• Record set:
--------------------

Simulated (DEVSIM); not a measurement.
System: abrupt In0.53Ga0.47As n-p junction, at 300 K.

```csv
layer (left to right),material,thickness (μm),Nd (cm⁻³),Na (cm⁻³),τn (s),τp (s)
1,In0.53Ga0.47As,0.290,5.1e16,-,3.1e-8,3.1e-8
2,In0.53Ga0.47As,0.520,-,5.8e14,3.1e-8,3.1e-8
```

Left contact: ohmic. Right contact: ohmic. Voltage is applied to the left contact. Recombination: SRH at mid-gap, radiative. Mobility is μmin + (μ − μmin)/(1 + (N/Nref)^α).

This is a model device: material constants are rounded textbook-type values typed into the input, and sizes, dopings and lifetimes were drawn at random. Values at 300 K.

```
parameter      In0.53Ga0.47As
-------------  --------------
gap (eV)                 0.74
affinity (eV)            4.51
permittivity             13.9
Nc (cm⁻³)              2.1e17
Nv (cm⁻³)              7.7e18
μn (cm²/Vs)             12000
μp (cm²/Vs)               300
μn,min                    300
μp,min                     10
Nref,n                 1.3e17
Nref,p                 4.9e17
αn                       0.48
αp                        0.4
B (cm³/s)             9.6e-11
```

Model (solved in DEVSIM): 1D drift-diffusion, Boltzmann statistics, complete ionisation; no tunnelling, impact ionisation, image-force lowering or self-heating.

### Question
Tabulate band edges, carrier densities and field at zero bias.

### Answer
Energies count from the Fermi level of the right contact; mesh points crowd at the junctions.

--------------------

• Assigned task:
Transcribe all of the data so that each line matches the source exactly.

• Task answer:
Simulated (DEVSIM); not a measurement.
System: abrupt In0.53Ga0.47As n-p junction, at 300 K.

```csv
layer (left to right),material,thickness (μm),Nd (cm⁻³),Na (cm⁻³),τn (s),τp (s)
1,In0.53Ga0.47As,0.290,5.1e16,-,3.1e-8,3.1e-8
2,In0.53Ga0.47As,0.520,-,5.8e14,3.1e-8,3.1e-8
```

Left contact: ohmic. Right contact: ohmic. Voltage is applied to the left contact. Recombination: SRH at mid-gap, radiative. Mobility is μmin + (μ − μmin)/(1 + (N/Nref)^α).

This is a model device: material constants are rounded textbook-type values typed into the input, and sizes, dopings and lifetimes were drawn at random. Values at 300 K.

```
parameter      In0.53Ga0.47As
-------------  --------------
gap (eV)                 0.74
affinity (eV)            4.51
permittivity             13.9
Nc (cm⁻³)              2.1e17
Nv (cm⁻³)              7.7e18
μn (cm²/Vs)             12000
μp (cm²/Vs)               300
μn,min                    300
μp,min                     10
Nref,n                 1.3e17
Nref,p                 4.9e17
αn                       0.48
αp                        0.4
B (cm³/s)             9.6e-11
```

Model (solved in DEVSIM): 1D drift-diffusion, Boltzmann statistics, complete ionisation; no tunnelling, impact ionisation, image-force lowering or self-heating.

### Question
Tabulate band edges, carrier densities and field at zero bias.

### Answer
Energies count from the Fermi level of the right contact; mesh points crowd at the junctions.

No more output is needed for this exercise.